=== Section Start ===

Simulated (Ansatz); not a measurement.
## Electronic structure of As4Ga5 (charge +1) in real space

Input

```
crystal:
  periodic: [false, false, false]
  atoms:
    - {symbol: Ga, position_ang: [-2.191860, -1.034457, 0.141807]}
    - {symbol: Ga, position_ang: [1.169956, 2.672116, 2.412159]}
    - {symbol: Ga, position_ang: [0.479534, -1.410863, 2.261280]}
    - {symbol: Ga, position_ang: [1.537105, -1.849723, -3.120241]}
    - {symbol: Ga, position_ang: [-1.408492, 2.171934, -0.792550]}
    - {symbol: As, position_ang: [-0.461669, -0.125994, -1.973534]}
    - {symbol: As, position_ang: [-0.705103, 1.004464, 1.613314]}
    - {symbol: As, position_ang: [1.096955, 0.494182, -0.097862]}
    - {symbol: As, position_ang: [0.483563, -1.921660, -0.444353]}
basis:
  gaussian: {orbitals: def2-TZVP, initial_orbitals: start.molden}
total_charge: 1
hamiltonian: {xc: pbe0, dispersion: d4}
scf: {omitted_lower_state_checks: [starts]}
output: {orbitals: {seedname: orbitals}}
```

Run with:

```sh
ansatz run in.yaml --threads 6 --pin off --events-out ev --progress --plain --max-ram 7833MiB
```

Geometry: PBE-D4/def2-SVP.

=== Section End ===

Work task: Restate all of the material, keeping every word intact.

Written response:
Simulated (Ansatz); not a measurement.
## Electronic structure of As4Ga5 (charge +1) in real space

Input

```
crystal:
  periodic: [false, false, false]
  atoms:
    - {symbol: Ga, position_ang: [-2.191860, -1.034457, 0.141807]}
    - {symbol: Ga, position_ang: [1.169956, 2.672116, 2.412159]}
    - {symbol: Ga, position_ang: [0.479534, -1.410863, 2.261280]}
    - {symbol: Ga, position_ang: [1.537105, -1.849723, -3.120241]}
    - {symbol: Ga, position_ang: [-1.408492, 2.171934, -0.792550]}
    - {symbol: As, position_ang: [-0.461669, -0.125994, -1.973534]}
    - {symbol: As, position_ang: [-0.705103, 1.004464, 1.613314]}
    - {symbol: As, position_ang: [1.096955, 0.494182, -0.097862]}
    - {symbol: As, position_ang: [0.483563, -1.921660, -0.444353]}
basis:
  gaussian: {orbitals: def2-TZVP, initial_orbitals: start.molden}
total_charge: 1
hamiltonian: {xc: pbe0, dispersion: d4}
scf: {omitted_lower_state_checks: [starts]}
output: {orbitals: {seedname: orbitals}}
```

Run with:

```sh
ansatz run in.yaml --threads 6 --pin off --events-out ev --progress --plain --max-ram 7833MiB
```

Geometry: PBE-D4/def2-SVP.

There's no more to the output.